##############################

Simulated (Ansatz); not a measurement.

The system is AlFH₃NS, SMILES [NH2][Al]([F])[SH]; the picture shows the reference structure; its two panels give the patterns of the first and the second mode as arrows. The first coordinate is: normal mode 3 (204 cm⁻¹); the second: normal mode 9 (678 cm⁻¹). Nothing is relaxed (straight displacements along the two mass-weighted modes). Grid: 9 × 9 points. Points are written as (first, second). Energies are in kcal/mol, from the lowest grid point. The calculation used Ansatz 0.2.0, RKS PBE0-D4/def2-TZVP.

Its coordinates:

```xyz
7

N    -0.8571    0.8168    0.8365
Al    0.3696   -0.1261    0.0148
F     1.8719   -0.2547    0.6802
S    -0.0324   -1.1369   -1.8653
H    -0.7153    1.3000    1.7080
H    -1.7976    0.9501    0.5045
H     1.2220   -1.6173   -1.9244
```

##############################

Work item
For this exercise, output the records in full, exactly.

Written reply
Simulated (Ansatz); not a measurement.

The system is AlFH₃NS, SMILES [NH2][Al]([F])[SH]; the picture shows the reference structure; its two panels give the patterns of the first and the second mode as arrows. The first coordinate is: normal mode 3 (204 cm⁻¹); the second: normal mode 9 (678 cm⁻¹). Nothing is relaxed (straight displacements along the two mass-weighted modes). Grid: 9 × 9 points. Points are written as (first, second). Energies are in kcal/mol, from the lowest grid point. The calculation used Ansatz 0.2.0, RKS PBE0-D4/def2-TZVP.

Its coordinates:

```xyz
7

N    -0.8571    0.8168    0.8365
Al    0.3696   -0.1261    0.0148
F     1.8719   -0.2547    0.6802
S    -0.0324   -1.1369   -1.8653
H    -0.7153    1.3000    1.7080
H    -1.7976    0.9501    0.5045
H     1.2220   -1.6173   -1.9244
```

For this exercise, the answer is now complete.